__Study material__
***
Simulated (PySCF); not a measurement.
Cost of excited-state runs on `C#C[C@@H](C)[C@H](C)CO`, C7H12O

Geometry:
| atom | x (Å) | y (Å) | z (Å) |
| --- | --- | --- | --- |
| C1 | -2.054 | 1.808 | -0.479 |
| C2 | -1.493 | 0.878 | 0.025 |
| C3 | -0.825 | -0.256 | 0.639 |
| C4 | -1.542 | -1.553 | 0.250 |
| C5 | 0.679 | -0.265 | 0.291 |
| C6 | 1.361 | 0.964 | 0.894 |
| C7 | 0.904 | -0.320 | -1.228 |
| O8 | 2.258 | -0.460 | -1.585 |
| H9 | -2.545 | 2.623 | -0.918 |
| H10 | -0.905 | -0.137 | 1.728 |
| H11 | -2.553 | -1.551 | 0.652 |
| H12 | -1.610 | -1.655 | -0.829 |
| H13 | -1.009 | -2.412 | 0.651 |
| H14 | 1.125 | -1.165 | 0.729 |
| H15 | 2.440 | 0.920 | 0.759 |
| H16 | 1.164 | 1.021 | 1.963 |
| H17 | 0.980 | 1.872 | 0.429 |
***

__Assigned task__
Take the lines above from the one containing "1.808 | -0.479 |" down to the one containing "1.021 | 1.963 |", and transcribe them exactly, both ends included.

__Reply__
| C1 | -2.054 | 1.808 | -0.479 |
| C2 | -1.493 | 0.878 | 0.025 |
| C3 | -0.825 | -0.256 | 0.639 |
| C4 | -1.542 | -1.553 | 0.250 |
| C5 | 0.679 | -0.265 | 0.291 |
| C6 | 1.361 | 0.964 | 0.894 |
| C7 | 0.904 | -0.320 | -1.228 |
| O8 | 2.258 | -0.460 | -1.585 |
| H9 | -2.545 | 2.623 | -0.918 |
| H10 | -0.905 | -0.137 | 1.728 |
| H11 | -2.553 | -1.551 | 0.652 |
| H12 | -1.610 | -1.655 | -0.829 |
| H13 | -1.009 | -2.412 | 0.651 |
| H14 | 1.125 | -1.165 | 0.729 |
| H15 | 2.440 | 0.920 | 0.759 |
| H16 | 1.164 | 1.021 | 1.963 |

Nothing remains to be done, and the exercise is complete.